Each entry is to be output as written, so that none is missing.

▶ [Information provided]:
====================

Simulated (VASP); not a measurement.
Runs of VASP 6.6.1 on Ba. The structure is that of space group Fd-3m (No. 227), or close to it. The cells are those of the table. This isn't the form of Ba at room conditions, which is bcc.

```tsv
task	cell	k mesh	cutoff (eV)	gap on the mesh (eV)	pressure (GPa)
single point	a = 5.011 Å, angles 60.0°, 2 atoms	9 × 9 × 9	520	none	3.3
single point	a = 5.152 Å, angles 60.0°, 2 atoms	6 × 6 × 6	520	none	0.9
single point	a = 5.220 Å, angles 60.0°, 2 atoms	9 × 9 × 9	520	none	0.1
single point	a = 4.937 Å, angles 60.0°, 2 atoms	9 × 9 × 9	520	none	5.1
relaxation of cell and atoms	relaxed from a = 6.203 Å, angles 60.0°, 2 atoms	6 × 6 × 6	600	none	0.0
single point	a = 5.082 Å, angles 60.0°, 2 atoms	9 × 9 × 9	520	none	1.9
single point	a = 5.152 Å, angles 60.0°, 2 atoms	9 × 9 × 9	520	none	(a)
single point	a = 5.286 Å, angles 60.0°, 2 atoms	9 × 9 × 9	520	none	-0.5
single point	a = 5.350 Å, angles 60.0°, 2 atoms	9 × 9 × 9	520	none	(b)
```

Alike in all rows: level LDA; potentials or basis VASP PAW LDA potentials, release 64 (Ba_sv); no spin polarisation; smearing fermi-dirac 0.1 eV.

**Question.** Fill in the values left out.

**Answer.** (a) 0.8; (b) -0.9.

====================

▶ [Task result]:
Simulated (VASP); not a measurement.
Runs of VASP 6.6.1 on Ba. The structure is that of space group Fd-3m (No. 227), or close to it. The cells are those of the table. This isn't the form of Ba at room conditions, which is bcc.

```tsv
task	cell	k mesh	cutoff (eV)	gap on the mesh (eV)	pressure (GPa)
single point	a = 5.011 Å, angles 60.0°, 2 atoms	9 × 9 × 9	520	none	3.3
single point	a = 5.152 Å, angles 60.0°, 2 atoms	6 × 6 × 6	520	none	0.9
single point	a = 5.220 Å, angles 60.0°, 2 atoms	9 × 9 × 9	520	none	0.1
single point	a = 4.937 Å, angles 60.0°, 2 atoms	9 × 9 × 9	520	none	5.1
relaxation of cell and atoms	relaxed from a = 6.203 Å, angles 60.0°, 2 atoms	6 × 6 × 6	600	none	0.0
single point	a = 5.082 Å, angles 60.0°, 2 atoms	9 × 9 × 9	520	none	1.9
single point	a = 5.152 Å, angles 60.0°, 2 atoms	9 × 9 × 9	520	none	(a)
single point	a = 5.286 Å, angles 60.0°, 2 atoms	9 × 9 × 9	520	none	-0.5
single point	a = 5.350 Å, angles 60.0°, 2 atoms	9 × 9 × 9	520	none	(b)
```

Alike in all rows: level LDA; potentials or basis VASP PAW LDA potentials, release 64 (Ba_sv); no spin polarisation; smearing fermi-dirac 0.1 eV.

**Question.** Fill in the values left out.

**Answer.** (a) 0.8; (b) -0.9.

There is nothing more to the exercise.